- RECORD EXCERPTS:
▼▼▼

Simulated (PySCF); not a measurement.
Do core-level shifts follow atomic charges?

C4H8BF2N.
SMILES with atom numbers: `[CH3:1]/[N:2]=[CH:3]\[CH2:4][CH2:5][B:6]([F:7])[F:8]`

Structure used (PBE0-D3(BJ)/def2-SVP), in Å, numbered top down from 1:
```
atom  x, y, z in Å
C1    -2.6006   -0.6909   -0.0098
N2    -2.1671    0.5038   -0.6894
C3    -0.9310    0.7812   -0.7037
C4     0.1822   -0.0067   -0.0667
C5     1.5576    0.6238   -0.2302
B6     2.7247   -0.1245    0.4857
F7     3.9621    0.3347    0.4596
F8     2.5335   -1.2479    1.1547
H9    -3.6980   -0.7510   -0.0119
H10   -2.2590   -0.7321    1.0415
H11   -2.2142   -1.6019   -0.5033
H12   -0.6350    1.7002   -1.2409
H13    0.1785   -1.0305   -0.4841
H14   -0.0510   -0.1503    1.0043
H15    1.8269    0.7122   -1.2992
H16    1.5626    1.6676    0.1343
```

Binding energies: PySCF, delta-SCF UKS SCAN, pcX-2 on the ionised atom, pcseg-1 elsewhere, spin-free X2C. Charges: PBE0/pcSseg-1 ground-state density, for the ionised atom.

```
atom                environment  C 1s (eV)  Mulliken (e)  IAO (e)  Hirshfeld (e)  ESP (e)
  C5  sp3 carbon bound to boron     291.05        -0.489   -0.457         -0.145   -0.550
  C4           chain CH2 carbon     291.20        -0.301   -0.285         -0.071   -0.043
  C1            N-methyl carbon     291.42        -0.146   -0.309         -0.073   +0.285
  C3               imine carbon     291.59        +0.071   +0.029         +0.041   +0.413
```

▲▲▲

- WORK TASK:
Reproduce the records above line by line, without any change, up to and including the line that holds "Binding energies: PySCF, delta-SCF".

- RESULT:
Simulated (PySCF); not a measurement.
Do core-level shifts follow atomic charges?

C4H8BF2N.
SMILES with atom numbers: `[CH3:1]/[N:2]=[CH:3]\[CH2:4][CH2:5][B:6]([F:7])[F:8]`

Structure used (PBE0-D3(BJ)/def2-SVP), in Å, numbered top down from 1:
```
atom  x, y, z in Å
C1    -2.6006   -0.6909   -0.0098
N2    -2.1671    0.5038   -0.6894
C3    -0.9310    0.7812   -0.7037
C4     0.1822   -0.0067   -0.0667
C5     1.5576    0.6238   -0.2302
B6     2.7247   -0.1245    0.4857
F7     3.9621    0.3347    0.4596
F8     2.5335   -1.2479    1.1547
H9    -3.6980   -0.7510   -0.0119
H10   -2.2590   -0.7321    1.0415
H11   -2.2142   -1.6019   -0.5033
H12   -0.6350    1.7002   -1.2409
H13    0.1785   -1.0305   -0.4841
H14   -0.0510   -0.1503    1.0043
H15    1.8269    0.7122   -1.2992
H16    1.5626    1.6676    0.1343
```

Binding energies: PySCF, delta-SCF UKS SCAN, pcX-2 on the ionised atom, pcseg-1 elsewhere, spin-free X2C. Charges: PBE0/pcSseg-1 ground-state density, for the ionised atom.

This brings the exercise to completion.